*-*-*

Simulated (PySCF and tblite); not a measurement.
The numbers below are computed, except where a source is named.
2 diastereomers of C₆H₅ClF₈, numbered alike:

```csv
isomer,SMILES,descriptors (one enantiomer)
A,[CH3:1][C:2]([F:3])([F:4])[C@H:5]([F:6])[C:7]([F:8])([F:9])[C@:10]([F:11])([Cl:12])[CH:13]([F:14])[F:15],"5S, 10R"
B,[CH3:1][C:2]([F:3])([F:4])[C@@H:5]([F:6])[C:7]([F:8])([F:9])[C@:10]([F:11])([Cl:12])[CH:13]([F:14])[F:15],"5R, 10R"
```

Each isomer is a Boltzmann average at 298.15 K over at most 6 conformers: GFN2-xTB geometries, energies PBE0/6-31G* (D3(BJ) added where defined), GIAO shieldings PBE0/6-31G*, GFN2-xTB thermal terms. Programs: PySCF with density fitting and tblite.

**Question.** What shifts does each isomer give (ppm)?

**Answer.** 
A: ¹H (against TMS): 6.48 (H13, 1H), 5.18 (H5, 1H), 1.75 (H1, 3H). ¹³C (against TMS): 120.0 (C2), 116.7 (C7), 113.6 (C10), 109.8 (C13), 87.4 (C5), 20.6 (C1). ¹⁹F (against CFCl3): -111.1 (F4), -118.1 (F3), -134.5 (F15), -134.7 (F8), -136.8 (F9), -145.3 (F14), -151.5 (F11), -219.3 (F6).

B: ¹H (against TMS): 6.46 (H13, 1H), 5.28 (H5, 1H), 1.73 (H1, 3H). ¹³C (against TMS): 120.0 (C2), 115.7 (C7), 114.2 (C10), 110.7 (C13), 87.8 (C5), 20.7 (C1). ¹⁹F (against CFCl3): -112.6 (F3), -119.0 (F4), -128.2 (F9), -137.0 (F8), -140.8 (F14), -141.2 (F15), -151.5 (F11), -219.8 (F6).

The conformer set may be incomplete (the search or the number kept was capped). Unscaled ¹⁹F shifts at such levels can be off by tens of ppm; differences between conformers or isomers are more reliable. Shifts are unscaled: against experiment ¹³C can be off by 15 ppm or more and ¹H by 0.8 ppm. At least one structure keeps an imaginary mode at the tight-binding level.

*-*-*

What is asked for is an exact copy of the lines above from the one containing "isomer give (ppm)?" through the one containing "B: ¹H (against", and only those.

_SOLUTION_:
**Question.** What shifts does each isomer give (ppm)?

**Answer.** 
A: ¹H (against TMS): 6.48 (H13, 1H), 5.18 (H5, 1H), 1.75 (H1, 3H). ¹³C (against TMS): 120.0 (C2), 116.7 (C7), 113.6 (C10), 109.8 (C13), 87.4 (C5), 20.6 (C1). ¹⁹F (against CFCl3): -111.1 (F4), -118.1 (F3), -134.5 (F15), -134.7 (F8), -136.8 (F9), -145.3 (F14), -151.5 (F11), -219.3 (F6).

B: ¹H (against TMS): 6.46 (H13, 1H), 5.28 (H5, 1H), 1.73 (H1, 3H). ¹³C (against TMS): 120.0 (C2), 115.7 (C7), 114.2 (C10), 110.7 (C13), 87.8 (C5), 20.7 (C1). ¹⁹F (against CFCl3): -112.6 (F3), -119.0 (F4), -128.2 (F9), -137.0 (F8), -140.8 (F14), -141.2 (F15), -151.5 (F11), -219.8 (F6).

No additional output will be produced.